==================================================

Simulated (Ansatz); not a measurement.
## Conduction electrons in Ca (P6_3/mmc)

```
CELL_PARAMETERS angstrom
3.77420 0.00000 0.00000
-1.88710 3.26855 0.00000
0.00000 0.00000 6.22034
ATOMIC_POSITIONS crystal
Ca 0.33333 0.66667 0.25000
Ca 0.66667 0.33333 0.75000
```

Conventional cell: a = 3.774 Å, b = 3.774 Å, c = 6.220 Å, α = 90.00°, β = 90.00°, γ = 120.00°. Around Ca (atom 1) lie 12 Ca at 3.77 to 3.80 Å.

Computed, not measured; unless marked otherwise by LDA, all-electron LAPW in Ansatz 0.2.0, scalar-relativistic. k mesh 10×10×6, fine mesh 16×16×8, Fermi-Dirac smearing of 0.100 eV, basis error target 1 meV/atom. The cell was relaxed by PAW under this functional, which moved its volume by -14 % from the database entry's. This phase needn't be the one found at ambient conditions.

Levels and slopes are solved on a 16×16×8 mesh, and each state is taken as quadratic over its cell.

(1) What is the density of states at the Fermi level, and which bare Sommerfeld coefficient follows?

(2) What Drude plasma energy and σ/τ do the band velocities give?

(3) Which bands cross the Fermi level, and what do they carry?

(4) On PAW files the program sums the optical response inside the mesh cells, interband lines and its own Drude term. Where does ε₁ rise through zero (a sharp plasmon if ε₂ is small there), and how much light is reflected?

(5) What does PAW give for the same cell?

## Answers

==================================================

*Requirement*. Repeat the data above exactly.

*Worked solution*.
Simulated (Ansatz); not a measurement.
## Conduction electrons in Ca (P6_3/mmc)

```
CELL_PARAMETERS angstrom
3.77420 0.00000 0.00000
-1.88710 3.26855 0.00000
0.00000 0.00000 6.22034
ATOMIC_POSITIONS crystal
Ca 0.33333 0.66667 0.25000
Ca 0.66667 0.33333 0.75000
```

Conventional cell: a = 3.774 Å, b = 3.774 Å, c = 6.220 Å, α = 90.00°, β = 90.00°, γ = 120.00°. Around Ca (atom 1) lie 12 Ca at 3.77 to 3.80 Å.

Computed, not measured; unless marked otherwise by LDA, all-electron LAPW in Ansatz 0.2.0, scalar-relativistic. k mesh 10×10×6, fine mesh 16×16×8, Fermi-Dirac smearing of 0.100 eV, basis error target 1 meV/atom. The cell was relaxed by PAW under this functional, which moved its volume by -14 % from the database entry's. This phase needn't be the one found at ambient conditions.

Levels and slopes are solved on a 16×16×8 mesh, and each state is taken as quadratic over its cell.

(1) What is the density of states at the Fermi level, and which bare Sommerfeld coefficient follows?

(2) What Drude plasma energy and σ/τ do the band velocities give?

(3) Which bands cross the Fermi level, and what do they carry?

(4) On PAW files the program sums the optical response inside the mesh cells, interband lines and its own Drude term. Where does ε₁ rise through zero (a sharp plasmon if ε₂ is small there), and how much light is reflected?

(5) What does PAW give for the same cell?

## Answers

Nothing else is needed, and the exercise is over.